--- START ---

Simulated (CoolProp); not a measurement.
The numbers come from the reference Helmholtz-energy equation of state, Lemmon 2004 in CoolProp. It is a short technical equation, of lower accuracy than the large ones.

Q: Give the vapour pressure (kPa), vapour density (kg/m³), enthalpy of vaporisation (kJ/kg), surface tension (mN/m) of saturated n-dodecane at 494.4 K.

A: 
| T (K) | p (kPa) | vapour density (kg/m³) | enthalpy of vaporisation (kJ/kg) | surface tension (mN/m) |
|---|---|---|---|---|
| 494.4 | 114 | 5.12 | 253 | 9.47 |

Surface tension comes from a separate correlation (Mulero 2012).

--- END ---

* _Action item_:
The lines to extract from the data above begin with the line containing "tension (mN/m) |" and end with the line containing "253 | 9.47 |". Extract them exactly, including both.

* _Task solution_:
| T (K) | p (kPa) | vapour density (kg/m³) | enthalpy of vaporisation (kJ/kg) | surface tension (mN/m) |
|---|---|---|---|---|
| 494.4 | 114 | 5.12 | 253 | 9.47 |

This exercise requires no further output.